§ Task item: Every line of the material below must be repeated exactly.

§ Record excerpts:
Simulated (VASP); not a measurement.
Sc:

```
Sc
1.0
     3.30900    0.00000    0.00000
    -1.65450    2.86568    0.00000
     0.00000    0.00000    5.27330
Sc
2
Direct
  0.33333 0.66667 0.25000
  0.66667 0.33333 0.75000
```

§ Answer space:
Simulated (VASP); not a measurement.
Sc:

```
Sc
1.0
     3.30900    0.00000    0.00000
    -1.65450    2.86568    0.00000
     0.00000    0.00000    5.27330
Sc
2
Direct
  0.33333 0.66667 0.25000
  0.66667 0.33333 0.75000
```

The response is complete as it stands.